Nothing is to be left out: repeat every entry exactly as given.

### GIVEN ENTRIES
......
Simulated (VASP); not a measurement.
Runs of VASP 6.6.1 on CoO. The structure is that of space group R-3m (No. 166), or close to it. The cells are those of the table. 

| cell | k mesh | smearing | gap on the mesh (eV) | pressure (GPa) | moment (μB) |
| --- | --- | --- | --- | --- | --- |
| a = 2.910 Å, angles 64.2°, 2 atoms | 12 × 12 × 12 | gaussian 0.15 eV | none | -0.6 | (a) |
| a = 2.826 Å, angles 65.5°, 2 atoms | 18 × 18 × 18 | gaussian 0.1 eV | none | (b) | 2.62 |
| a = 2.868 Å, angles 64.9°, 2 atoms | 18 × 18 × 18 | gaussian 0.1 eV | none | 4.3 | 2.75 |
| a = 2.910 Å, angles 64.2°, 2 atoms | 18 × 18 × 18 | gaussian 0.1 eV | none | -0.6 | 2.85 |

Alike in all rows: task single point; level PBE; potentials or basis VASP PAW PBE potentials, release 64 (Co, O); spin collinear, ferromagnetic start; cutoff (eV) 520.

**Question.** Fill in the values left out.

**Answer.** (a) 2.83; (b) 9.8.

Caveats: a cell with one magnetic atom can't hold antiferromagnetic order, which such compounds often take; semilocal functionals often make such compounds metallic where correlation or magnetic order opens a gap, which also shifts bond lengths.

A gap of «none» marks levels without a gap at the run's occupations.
......

### EXERCISE SOLUTION
Simulated (VASP); not a measurement.
Runs of VASP 6.6.1 on CoO. The structure is that of space group R-3m (No. 166), or close to it. The cells are those of the table. 

| cell | k mesh | smearing | gap on the mesh (eV) | pressure (GPa) | moment (μB) |
| --- | --- | --- | --- | --- | --- |
| a = 2.910 Å, angles 64.2°, 2 atoms | 12 × 12 × 12 | gaussian 0.15 eV | none | -0.6 | (a) |
| a = 2.826 Å, angles 65.5°, 2 atoms | 18 × 18 × 18 | gaussian 0.1 eV | none | (b) | 2.62 |
| a = 2.868 Å, angles 64.9°, 2 atoms | 18 × 18 × 18 | gaussian 0.1 eV | none | 4.3 | 2.75 |
| a = 2.910 Å, angles 64.2°, 2 atoms | 18 × 18 × 18 | gaussian 0.1 eV | none | -0.6 | 2.85 |

Alike in all rows: task single point; level PBE; potentials or basis VASP PAW PBE potentials, release 64 (Co, O); spin collinear, ferromagnetic start; cutoff (eV) 520.

**Question.** Fill in the values left out.

**Answer.** (a) 2.83; (b) 9.8.

Caveats: a cell with one magnetic atom can't hold antiferromagnetic order, which such compounds often take; semilocal functionals often make such compounds metallic where correlation or magnetic order opens a gap, which also shifts bond lengths.

A gap of «none» marks levels without a gap at the run's occupations.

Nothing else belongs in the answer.